Dataset:
★ ★ ★

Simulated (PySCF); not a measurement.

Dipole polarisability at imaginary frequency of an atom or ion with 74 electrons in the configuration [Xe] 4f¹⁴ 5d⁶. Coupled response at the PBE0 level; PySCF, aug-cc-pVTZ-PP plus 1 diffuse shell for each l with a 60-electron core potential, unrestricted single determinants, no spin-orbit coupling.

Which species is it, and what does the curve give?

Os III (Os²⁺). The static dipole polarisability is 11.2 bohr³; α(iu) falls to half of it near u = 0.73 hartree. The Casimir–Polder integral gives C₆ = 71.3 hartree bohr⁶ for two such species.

★ ★ ★

Brief: The required output is the entries from their opening line through the line holding "Which species is", repeated exactly, with both end lines kept.

Exercise solution:
Simulated (PySCF); not a measurement.

Dipole polarisability at imaginary frequency of an atom or ion with 74 electrons in the configuration [Xe] 4f¹⁴ 5d⁶. Coupled response at the PBE0 level; PySCF, aug-cc-pVTZ-PP plus 1 diffuse shell for each l with a 60-electron core potential, unrestricted single determinants, no spin-orbit coupling.

Which species is it, and what does the curve give?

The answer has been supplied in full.